Extracted records |
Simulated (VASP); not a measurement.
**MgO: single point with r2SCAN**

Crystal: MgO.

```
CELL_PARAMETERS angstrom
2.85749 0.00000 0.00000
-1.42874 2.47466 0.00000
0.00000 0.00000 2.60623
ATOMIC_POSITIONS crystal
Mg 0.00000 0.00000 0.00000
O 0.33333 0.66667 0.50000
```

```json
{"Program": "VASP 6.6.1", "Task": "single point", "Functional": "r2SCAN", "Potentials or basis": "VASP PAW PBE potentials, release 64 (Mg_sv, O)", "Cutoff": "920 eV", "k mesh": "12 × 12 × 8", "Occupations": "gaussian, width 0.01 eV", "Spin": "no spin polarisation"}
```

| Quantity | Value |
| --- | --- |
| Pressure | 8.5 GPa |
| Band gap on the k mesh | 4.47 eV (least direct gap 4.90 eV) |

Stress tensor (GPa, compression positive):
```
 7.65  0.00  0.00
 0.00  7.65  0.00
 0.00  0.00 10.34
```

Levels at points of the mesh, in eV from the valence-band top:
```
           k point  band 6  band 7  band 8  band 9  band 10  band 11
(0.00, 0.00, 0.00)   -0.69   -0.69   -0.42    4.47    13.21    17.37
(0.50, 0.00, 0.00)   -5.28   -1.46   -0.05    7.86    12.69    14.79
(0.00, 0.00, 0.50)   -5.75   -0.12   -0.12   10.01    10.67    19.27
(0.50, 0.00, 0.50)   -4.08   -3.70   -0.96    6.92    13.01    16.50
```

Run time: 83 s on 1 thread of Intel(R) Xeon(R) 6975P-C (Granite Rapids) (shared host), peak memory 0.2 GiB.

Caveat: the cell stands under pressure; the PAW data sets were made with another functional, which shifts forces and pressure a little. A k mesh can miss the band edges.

Assigned task |
Restate, word for word and with nothing added, the lines from the beginning of the records above through the line that contains "Run time: 83".

Reply |
Simulated (VASP); not a measurement.
**MgO: single point with r2SCAN**

Crystal: MgO.

```
CELL_PARAMETERS angstrom
2.85749 0.00000 0.00000
-1.42874 2.47466 0.00000
0.00000 0.00000 2.60623
ATOMIC_POSITIONS crystal
Mg 0.00000 0.00000 0.00000
O 0.33333 0.66667 0.50000
```

```json
{"Program": "VASP 6.6.1", "Task": "single point", "Functional": "r2SCAN", "Potentials or basis": "VASP PAW PBE potentials, release 64 (Mg_sv, O)", "Cutoff": "920 eV", "k mesh": "12 × 12 × 8", "Occupations": "gaussian, width 0.01 eV", "Spin": "no spin polarisation"}
```

| Quantity | Value |
| --- | --- |
| Pressure | 8.5 GPa |
| Band gap on the k mesh | 4.47 eV (least direct gap 4.90 eV) |

Stress tensor (GPa, compression positive):
```
 7.65  0.00  0.00
 0.00  7.65  0.00
 0.00  0.00 10.34
```

Levels at points of the mesh, in eV from the valence-band top:
```
           k point  band 6  band 7  band 8  band 9  band 10  band 11
(0.00, 0.00, 0.00)   -0.69   -0.69   -0.42    4.47    13.21    17.37
(0.50, 0.00, 0.00)   -5.28   -1.46   -0.05    7.86    12.69    14.79
(0.00, 0.00, 0.50)   -5.75   -0.12   -0.12   10.01    10.67    19.27
(0.50, 0.00, 0.50)   -4.08   -3.70   -0.96    6.92    13.01    16.50
```

Run time: 83 s on 1 thread of Intel(R) Xeon(R) 6975P-C (Granite Rapids) (shared host), peak memory 0.2 GiB.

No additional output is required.